▶ **WORK ITEM**: Beginning with the first line, transcribe the entries below exactly through the line containing "One way to write", inclusive.

▶ **DATA EXTRACTS**:
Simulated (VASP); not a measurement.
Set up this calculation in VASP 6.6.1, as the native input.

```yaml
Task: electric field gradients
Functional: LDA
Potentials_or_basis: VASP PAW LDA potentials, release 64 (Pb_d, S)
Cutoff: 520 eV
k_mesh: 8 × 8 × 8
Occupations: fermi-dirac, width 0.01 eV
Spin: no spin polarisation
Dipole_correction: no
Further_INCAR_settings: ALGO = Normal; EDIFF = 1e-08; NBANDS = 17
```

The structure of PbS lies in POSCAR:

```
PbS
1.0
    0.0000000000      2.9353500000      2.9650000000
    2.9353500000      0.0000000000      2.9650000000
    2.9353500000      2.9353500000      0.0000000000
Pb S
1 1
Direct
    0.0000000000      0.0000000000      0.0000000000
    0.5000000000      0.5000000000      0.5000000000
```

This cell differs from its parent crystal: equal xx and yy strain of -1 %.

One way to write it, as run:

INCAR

▶ **EXERCISE ANSWER**:
Simulated (VASP); not a measurement.
Set up this calculation in VASP 6.6.1, as the native input.

```yaml
Task: electric field gradients
Functional: LDA
Potentials_or_basis: VASP PAW LDA potentials, release 64 (Pb_d, S)
Cutoff: 520 eV
k_mesh: 8 × 8 × 8
Occupations: fermi-dirac, width 0.01 eV
Spin: no spin polarisation
Dipole_correction: no
Further_INCAR_settings: ALGO = Normal; EDIFF = 1e-08; NBANDS = 17
```

The structure of PbS lies in POSCAR:

```
PbS
1.0
    0.0000000000      2.9353500000      2.9650000000
    2.9353500000      0.0000000000      2.9650000000
    2.9353500000      2.9353500000      0.0000000000
Pb S
1 1
Direct
    0.0000000000      0.0000000000      0.0000000000
    0.5000000000      0.5000000000      0.5000000000
```

This cell differs from its parent crystal: equal xx and yy strain of -1 %.

One way to write it, as run:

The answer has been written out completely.